============================================================
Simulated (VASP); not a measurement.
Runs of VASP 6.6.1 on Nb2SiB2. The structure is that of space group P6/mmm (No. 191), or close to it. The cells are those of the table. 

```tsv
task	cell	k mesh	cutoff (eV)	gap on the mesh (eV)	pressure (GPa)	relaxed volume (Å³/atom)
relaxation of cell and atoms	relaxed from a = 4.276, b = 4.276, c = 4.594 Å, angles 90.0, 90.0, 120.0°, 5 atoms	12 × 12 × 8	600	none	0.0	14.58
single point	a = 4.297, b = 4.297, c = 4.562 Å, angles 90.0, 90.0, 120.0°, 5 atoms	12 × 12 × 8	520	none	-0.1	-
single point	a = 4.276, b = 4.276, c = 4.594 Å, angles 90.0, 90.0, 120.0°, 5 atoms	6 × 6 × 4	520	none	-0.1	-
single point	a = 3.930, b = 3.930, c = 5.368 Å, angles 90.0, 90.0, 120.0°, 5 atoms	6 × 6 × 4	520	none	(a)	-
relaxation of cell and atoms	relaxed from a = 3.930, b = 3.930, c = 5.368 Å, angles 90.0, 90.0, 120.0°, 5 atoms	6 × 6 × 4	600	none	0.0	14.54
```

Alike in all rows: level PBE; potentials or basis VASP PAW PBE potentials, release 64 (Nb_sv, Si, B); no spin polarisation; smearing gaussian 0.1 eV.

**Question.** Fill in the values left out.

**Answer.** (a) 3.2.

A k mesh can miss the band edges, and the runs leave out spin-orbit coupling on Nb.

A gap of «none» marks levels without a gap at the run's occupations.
============================================================

Quote every line from the beginning of the entries up to and including the line that contains "A k mesh can".

Simulated (VASP); not a measurement.
Runs of VASP 6.6.1 on Nb2SiB2. The structure is that of space group P6/mmm (No. 191), or close to it. The cells are those of the table. 

```tsv
task	cell	k mesh	cutoff (eV)	gap on the mesh (eV)	pressure (GPa)	relaxed volume (Å³/atom)
relaxation of cell and atoms	relaxed from a = 4.276, b = 4.276, c = 4.594 Å, angles 90.0, 90.0, 120.0°, 5 atoms	12 × 12 × 8	600	none	0.0	14.58
single point	a = 4.297, b = 4.297, c = 4.562 Å, angles 90.0, 90.0, 120.0°, 5 atoms	12 × 12 × 8	520	none	-0.1	-
single point	a = 4.276, b = 4.276, c = 4.594 Å, angles 90.0, 90.0, 120.0°, 5 atoms	6 × 6 × 4	520	none	-0.1	-
single point	a = 3.930, b = 3.930, c = 5.368 Å, angles 90.0, 90.0, 120.0°, 5 atoms	6 × 6 × 4	520	none	(a)	-
relaxation of cell and atoms	relaxed from a = 3.930, b = 3.930, c = 5.368 Å, angles 90.0, 90.0, 120.0°, 5 atoms	6 × 6 × 4	600	none	0.0	14.54
```

Alike in all rows: level PBE; potentials or basis VASP PAW PBE potentials, release 64 (Nb_sv, Si, B); no spin polarisation; smearing gaussian 0.1 eV.

**Question.** Fill in the values left out.

**Answer.** (a) 3.2.

A k mesh can miss the band edges, and the runs leave out spin-orbit coupling on Nb.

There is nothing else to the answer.